________

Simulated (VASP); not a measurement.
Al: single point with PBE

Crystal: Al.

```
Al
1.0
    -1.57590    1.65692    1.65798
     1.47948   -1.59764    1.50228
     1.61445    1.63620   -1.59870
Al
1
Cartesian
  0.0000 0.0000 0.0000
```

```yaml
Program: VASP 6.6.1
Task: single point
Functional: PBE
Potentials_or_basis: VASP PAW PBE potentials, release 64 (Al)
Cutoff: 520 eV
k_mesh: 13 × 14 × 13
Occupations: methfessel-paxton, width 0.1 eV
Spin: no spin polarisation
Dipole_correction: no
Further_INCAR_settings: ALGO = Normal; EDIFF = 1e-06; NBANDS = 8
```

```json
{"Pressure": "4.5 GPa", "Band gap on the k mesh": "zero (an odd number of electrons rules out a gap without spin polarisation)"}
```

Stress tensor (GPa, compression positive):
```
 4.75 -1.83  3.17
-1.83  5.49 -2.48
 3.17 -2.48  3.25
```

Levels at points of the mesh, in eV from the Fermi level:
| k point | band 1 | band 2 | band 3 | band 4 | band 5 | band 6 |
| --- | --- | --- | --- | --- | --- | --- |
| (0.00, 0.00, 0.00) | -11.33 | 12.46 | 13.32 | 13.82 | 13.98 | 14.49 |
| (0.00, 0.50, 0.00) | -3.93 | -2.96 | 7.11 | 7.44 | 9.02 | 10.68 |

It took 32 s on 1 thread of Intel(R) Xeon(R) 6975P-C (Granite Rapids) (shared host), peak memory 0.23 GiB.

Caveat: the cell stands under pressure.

________

= ASSIGNMENT =
For the lines above, output exactly those from the line containing "Levels at points" through the line containing "It took 32 s", and skip the others.

= TASK OUTPUT =
Levels at points of the mesh, in eV from the Fermi level:
| k point | band 1 | band 2 | band 3 | band 4 | band 5 | band 6 |
| --- | --- | --- | --- | --- | --- | --- |
| (0.00, 0.00, 0.00) | -11.33 | 12.46 | 13.32 | 13.82 | 13.98 | 14.49 |
| (0.00, 0.50, 0.00) | -3.93 | -2.96 | 7.11 | 7.44 | 9.02 | 10.68 |

It took 32 s on 1 thread of Intel(R) Xeon(R) 6975P-C (Granite Rapids) (shared host), peak memory 0.23 GiB.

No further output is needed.